= = = = =

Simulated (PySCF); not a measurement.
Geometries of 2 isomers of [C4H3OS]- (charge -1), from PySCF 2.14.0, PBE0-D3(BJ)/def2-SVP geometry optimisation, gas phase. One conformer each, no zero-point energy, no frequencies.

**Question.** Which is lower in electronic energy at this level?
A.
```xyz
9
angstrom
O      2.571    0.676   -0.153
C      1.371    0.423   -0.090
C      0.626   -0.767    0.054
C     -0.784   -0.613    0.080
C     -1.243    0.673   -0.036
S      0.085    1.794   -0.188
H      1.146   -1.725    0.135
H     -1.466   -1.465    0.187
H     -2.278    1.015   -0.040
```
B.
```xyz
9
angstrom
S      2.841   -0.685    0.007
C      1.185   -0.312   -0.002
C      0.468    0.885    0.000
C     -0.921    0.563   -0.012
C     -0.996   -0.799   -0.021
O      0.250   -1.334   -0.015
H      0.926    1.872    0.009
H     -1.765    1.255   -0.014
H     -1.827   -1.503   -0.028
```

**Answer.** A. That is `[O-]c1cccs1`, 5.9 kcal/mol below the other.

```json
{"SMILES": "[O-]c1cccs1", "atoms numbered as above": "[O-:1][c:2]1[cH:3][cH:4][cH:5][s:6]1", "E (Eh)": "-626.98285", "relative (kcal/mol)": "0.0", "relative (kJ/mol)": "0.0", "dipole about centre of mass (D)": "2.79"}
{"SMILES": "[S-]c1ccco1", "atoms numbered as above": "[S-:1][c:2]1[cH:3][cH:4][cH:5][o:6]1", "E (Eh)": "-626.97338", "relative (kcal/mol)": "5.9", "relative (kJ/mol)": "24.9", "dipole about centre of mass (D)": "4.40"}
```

= = = = =

**Brief**: Emit an exact copy of the lines spanning the start of the records to the line containing "Geometries of 2", inclusive, and no other output.

**Exercise answer**:
Simulated (PySCF); not a measurement.
Geometries of 2 isomers of [C4H3OS]- (charge -1), from PySCF 2.14.0, PBE0-D3(BJ)/def2-SVP geometry optimisation, gas phase. One conformer each, no zero-point energy, no frequencies.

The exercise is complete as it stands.